▶ _WORK INSTRUCTION_: Start to finish, return the listing exactly as written.

---------- PROVIDED INFORMATION ----------

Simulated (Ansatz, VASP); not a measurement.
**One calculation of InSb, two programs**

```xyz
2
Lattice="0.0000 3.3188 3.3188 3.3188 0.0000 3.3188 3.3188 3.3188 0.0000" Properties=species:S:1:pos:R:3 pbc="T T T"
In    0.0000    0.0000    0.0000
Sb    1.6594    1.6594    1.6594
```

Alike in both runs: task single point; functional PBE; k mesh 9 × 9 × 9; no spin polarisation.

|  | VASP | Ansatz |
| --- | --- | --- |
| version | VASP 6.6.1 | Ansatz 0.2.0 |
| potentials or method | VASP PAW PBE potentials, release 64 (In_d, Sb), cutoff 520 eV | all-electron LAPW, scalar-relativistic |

----------

▶ _WRITTEN SOLUTION_:
Simulated (Ansatz, VASP); not a measurement.
**One calculation of InSb, two programs**

```xyz
2
Lattice="0.0000 3.3188 3.3188 3.3188 0.0000 3.3188 3.3188 3.3188 0.0000" Properties=species:S:1:pos:R:3 pbc="T T T"
In    0.0000    0.0000    0.0000
Sb    1.6594    1.6594    1.6594
```

Alike in both runs: task single point; functional PBE; k mesh 9 × 9 × 9; no spin polarisation.

|  | VASP | Ansatz |
| --- | --- | --- |
| version | VASP 6.6.1 | Ansatz 0.2.0 |
| potentials or method | VASP PAW PBE potentials, release 64 (In_d, Sb), cutoff 520 eV | all-electron LAPW, scalar-relativistic |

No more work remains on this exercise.